Record set:
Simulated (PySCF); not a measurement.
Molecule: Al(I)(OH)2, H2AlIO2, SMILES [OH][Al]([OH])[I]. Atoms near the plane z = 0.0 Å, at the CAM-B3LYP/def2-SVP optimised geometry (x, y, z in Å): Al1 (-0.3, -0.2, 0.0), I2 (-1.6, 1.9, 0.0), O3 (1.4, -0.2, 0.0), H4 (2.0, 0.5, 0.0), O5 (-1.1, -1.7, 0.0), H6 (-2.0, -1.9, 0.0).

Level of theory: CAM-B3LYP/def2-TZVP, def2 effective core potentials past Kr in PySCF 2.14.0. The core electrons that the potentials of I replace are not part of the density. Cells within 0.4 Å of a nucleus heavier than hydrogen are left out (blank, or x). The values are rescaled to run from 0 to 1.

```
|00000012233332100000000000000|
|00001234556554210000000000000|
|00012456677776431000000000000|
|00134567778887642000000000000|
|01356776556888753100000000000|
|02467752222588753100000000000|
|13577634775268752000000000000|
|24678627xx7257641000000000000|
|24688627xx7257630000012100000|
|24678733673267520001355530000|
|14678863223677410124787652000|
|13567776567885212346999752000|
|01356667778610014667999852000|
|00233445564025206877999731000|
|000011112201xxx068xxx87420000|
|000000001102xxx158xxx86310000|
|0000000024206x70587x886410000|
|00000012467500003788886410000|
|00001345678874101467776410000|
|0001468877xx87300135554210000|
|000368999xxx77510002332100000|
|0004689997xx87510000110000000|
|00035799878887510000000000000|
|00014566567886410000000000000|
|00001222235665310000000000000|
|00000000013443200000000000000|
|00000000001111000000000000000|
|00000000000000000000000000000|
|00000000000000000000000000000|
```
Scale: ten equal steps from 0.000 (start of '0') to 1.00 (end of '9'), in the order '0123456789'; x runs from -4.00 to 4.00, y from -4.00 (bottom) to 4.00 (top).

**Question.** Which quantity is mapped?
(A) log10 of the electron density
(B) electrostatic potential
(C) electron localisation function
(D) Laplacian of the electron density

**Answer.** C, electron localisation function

Work item: From the data above, reproduce word for word the lines running from the line with "quantity is mapped?" to the line with "(D) Laplacian of the electron density", ends included.

Exercise response:
**Question.** Which quantity is mapped?
(A) log10 of the electron density
(B) electrostatic potential
(C) electron localisation function
(D) Laplacian of the electron density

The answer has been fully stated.